DATA RECORDS:
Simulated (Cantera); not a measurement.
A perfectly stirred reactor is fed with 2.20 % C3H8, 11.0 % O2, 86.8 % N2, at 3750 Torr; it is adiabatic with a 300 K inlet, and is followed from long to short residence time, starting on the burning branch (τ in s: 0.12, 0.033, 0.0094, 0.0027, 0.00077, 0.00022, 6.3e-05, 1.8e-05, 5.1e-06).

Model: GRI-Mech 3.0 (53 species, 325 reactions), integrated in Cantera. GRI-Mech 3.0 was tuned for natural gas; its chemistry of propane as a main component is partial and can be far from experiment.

REQUIRED ACTION:
Could you return all of the data exactly as written?

RESULT:
Simulated (Cantera); not a measurement.
A perfectly stirred reactor is fed with 2.20 % C3H8, 11.0 % O2, 86.8 % N2, at 3750 Torr; it is adiabatic with a 300 K inlet, and is followed from long to short residence time, starting on the burning branch (τ in s: 0.12, 0.033, 0.0094, 0.0027, 0.00077, 0.00022, 6.3e-05, 1.8e-05, 5.1e-06).

Model: GRI-Mech 3.0 (53 species, 325 reactions), integrated in Cantera. GRI-Mech 3.0 was tuned for natural gas; its chemistry of propane as a main component is partial and can be far from experiment.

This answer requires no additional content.